• Action item: Lines from the top of the entries through the line that has "System: L1₀ (CuAu-type)" must be duplicated exactly, and no others.

┌────────

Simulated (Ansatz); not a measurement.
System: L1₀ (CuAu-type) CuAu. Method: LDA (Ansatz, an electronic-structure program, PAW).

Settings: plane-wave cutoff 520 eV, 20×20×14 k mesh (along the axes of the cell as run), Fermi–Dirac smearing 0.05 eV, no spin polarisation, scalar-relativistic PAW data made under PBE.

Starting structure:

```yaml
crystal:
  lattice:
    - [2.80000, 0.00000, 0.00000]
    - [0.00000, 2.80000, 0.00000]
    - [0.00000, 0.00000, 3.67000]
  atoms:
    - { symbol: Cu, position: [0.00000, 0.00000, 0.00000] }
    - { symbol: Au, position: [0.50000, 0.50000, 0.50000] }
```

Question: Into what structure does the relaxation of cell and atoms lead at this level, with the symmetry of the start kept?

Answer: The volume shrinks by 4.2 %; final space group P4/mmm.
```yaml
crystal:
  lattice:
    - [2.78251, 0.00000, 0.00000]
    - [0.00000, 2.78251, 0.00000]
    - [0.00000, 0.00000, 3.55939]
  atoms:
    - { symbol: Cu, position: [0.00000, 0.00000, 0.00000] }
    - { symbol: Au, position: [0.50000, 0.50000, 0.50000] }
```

└────────

• Task answer:
Simulated (Ansatz); not a measurement.
System: L1₀ (CuAu-type) CuAu. Method: LDA (Ansatz, an electronic-structure program, PAW).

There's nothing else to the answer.